> STUDY MATERIAL:
============

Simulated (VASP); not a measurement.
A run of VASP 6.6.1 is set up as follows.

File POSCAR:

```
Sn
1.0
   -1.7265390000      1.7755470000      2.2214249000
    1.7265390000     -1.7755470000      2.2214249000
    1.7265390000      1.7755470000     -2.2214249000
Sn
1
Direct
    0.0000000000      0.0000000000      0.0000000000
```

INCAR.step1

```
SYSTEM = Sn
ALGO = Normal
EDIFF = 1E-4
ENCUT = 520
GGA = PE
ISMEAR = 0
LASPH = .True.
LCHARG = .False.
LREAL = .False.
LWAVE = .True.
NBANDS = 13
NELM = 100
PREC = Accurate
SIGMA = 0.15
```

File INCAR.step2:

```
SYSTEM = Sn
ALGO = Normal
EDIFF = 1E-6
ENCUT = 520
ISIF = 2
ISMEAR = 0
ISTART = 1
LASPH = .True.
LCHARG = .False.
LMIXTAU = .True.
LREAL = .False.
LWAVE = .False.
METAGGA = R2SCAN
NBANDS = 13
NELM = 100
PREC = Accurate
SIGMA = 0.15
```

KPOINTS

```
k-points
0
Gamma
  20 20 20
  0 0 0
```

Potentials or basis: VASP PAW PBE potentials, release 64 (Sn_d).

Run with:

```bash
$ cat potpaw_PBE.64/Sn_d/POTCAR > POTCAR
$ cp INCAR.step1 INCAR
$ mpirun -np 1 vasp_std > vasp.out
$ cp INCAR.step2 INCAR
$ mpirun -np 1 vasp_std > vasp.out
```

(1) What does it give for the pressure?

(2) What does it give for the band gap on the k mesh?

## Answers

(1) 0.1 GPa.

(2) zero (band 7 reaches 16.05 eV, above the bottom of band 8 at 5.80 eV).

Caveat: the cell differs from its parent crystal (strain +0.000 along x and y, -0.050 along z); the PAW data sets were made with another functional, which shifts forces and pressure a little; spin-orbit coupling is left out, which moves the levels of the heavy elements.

============

> EXERCISE:
Your reply must contain exactly the lines from the first line of the data through the line holding "(2) zero (band", and nothing more.

> TASK SOLUTION:
Simulated (VASP); not a measurement.
A run of VASP 6.6.1 is set up as follows.

File POSCAR:

```
Sn
1.0
   -1.7265390000      1.7755470000      2.2214249000
    1.7265390000     -1.7755470000      2.2214249000
    1.7265390000      1.7755470000     -2.2214249000
Sn
1
Direct
    0.0000000000      0.0000000000      0.0000000000
```

INCAR.step1

```
SYSTEM = Sn
ALGO = Normal
EDIFF = 1E-4
ENCUT = 520
GGA = PE
ISMEAR = 0
LASPH = .True.
LCHARG = .False.
LREAL = .False.
LWAVE = .True.
NBANDS = 13
NELM = 100
PREC = Accurate
SIGMA = 0.15
```

File INCAR.step2:

```
SYSTEM = Sn
ALGO = Normal
EDIFF = 1E-6
ENCUT = 520
ISIF = 2
ISMEAR = 0
ISTART = 1
LASPH = .True.
LCHARG = .False.
LMIXTAU = .True.
LREAL = .False.
LWAVE = .False.
METAGGA = R2SCAN
NBANDS = 13
NELM = 100
PREC = Accurate
SIGMA = 0.15
```

KPOINTS

```
k-points
0
Gamma
  20 20 20
  0 0 0
```

Potentials or basis: VASP PAW PBE potentials, release 64 (Sn_d).

Run with:

```bash
$ cat potpaw_PBE.64/Sn_d/POTCAR > POTCAR
$ cp INCAR.step1 INCAR
$ mpirun -np 1 vasp_std > vasp.out
$ cp INCAR.step2 INCAR
$ mpirun -np 1 vasp_std > vasp.out
```

(1) What does it give for the pressure?

(2) What does it give for the band gap on the k mesh?

## Answers

(1) 0.1 GPa.

(2) zero (band 7 reaches 16.05 eV, above the bottom of band 8 at 5.80 eV).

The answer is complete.